Activity: Every line of the material should be output exactly as written.

START Available data
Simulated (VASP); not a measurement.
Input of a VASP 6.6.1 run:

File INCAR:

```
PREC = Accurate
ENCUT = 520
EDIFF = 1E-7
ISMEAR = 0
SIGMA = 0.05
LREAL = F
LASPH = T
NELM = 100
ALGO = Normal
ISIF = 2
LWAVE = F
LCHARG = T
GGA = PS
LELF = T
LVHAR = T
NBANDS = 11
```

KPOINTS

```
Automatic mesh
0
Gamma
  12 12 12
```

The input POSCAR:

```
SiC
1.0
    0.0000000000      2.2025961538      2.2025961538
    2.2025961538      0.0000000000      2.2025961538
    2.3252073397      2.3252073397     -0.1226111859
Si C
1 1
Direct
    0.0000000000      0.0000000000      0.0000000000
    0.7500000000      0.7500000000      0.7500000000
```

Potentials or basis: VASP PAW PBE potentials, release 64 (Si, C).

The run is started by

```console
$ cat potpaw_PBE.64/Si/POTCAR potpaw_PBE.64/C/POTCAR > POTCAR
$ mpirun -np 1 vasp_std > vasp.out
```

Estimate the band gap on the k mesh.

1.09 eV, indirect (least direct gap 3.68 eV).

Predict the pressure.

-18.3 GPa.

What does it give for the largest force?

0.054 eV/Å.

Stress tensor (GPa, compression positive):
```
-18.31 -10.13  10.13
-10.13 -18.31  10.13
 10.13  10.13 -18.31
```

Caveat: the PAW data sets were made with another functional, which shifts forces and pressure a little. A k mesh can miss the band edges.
END Available data

Task solution:
Simulated (VASP); not a measurement.
Input of a VASP 6.6.1 run:

File INCAR:

```
PREC = Accurate
ENCUT = 520
EDIFF = 1E-7
ISMEAR = 0
SIGMA = 0.05
LREAL = F
LASPH = T
NELM = 100
ALGO = Normal
ISIF = 2
LWAVE = F
LCHARG = T
GGA = PS
LELF = T
LVHAR = T
NBANDS = 11
```

KPOINTS

```
Automatic mesh
0
Gamma
  12 12 12
```

The input POSCAR:

```
SiC
1.0
    0.0000000000      2.2025961538      2.2025961538
    2.2025961538      0.0000000000      2.2025961538
    2.3252073397      2.3252073397     -0.1226111859
Si C
1 1
Direct
    0.0000000000      0.0000000000      0.0000000000
    0.7500000000      0.7500000000      0.7500000000
```

Potentials or basis: VASP PAW PBE potentials, release 64 (Si, C).

The run is started by

```console
$ cat potpaw_PBE.64/Si/POTCAR potpaw_PBE.64/C/POTCAR > POTCAR
$ mpirun -np 1 vasp_std > vasp.out
```

Estimate the band gap on the k mesh.

1.09 eV, indirect (least direct gap 3.68 eV).

Predict the pressure.

-18.3 GPa.

What does it give for the largest force?

0.054 eV/Å.

Stress tensor (GPa, compression positive):
```
-18.31 -10.13  10.13
-10.13 -18.31  10.13
 10.13  10.13 -18.31
```

Caveat: the PAW data sets were made with another functional, which shifts forces and pressure a little. A k mesh can miss the band edges.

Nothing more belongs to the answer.